* WORK INSTRUCTION
In the material below, find the line containing "Cartesian coordinates in" and the line containing "Computed with PySCF", then reproduce exactly both of them and every line between, and nothing else.

* RECORD SET
_ _ _

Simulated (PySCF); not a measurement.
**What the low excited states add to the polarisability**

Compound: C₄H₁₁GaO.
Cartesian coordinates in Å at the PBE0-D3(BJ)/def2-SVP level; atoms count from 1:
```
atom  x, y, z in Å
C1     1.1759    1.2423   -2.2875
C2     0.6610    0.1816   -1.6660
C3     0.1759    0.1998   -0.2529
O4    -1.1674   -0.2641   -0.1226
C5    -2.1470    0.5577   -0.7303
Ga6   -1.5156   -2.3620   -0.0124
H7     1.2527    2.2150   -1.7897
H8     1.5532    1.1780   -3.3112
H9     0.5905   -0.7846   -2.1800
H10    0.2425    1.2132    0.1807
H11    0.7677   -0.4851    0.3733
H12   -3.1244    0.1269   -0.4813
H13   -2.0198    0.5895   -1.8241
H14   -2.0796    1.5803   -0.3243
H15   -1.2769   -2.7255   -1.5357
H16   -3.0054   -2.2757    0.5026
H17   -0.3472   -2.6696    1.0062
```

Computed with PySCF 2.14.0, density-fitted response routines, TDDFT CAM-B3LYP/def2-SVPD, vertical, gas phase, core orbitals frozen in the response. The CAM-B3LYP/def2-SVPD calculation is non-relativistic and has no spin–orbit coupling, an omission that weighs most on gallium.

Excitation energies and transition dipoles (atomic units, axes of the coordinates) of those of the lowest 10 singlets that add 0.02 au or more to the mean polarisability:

_ _ _

* YOUR RESPONSE
Cartesian coordinates in Å at the PBE0-D3(BJ)/def2-SVP level; atoms count from 1:
```
atom  x, y, z in Å
C1     1.1759    1.2423   -2.2875
C2     0.6610    0.1816   -1.6660
C3     0.1759    0.1998   -0.2529
O4    -1.1674   -0.2641   -0.1226
C5    -2.1470    0.5577   -0.7303
Ga6   -1.5156   -2.3620   -0.0124
H7     1.2527    2.2150   -1.7897
H8     1.5532    1.1780   -3.3112
H9     0.5905   -0.7846   -2.1800
H10    0.2425    1.2132    0.1807
H11    0.7677   -0.4851    0.3733
H12   -3.1244    0.1269   -0.4813
H13   -2.0198    0.5895   -1.8241
H14   -2.0796    1.5803   -0.3243
H15   -1.2769   -2.7255   -1.5357
H16   -3.0054   -2.2757    0.5026
H17   -0.3472   -2.6696    1.0062
```

Computed with PySCF 2.14.0, density-fitted response routines, TDDFT CAM-B3LYP/def2-SVPD, vertical, gas phase, core orbitals frozen in the response. The CAM-B3LYP/def2-SVPD calculation is non-relativistic and has no spin–orbit coupling, an omission that weighs most on gallium.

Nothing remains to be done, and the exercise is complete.